Supplied records:
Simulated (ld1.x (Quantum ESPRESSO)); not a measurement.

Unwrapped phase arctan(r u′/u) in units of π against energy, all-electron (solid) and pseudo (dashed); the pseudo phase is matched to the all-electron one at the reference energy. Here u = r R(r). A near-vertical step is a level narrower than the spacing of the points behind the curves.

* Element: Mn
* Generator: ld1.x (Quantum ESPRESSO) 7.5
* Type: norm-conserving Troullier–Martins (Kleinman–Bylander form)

Work item:
All the entries are to be reproduced verbatim.

Exercise solution:
Simulated (ld1.x (Quantum ESPRESSO)); not a measurement.

Unwrapped phase arctan(r u′/u) in units of π against energy, all-electron (solid) and pseudo (dashed); the pseudo phase is matched to the all-electron one at the reference energy. Here u = r R(r). A near-vertical step is a level narrower than the spacing of the points behind the curves.

* Element: Mn
* Generator: ld1.x (Quantum ESPRESSO) 7.5
* Type: norm-conserving Troullier–Martins (Kleinman–Bylander form)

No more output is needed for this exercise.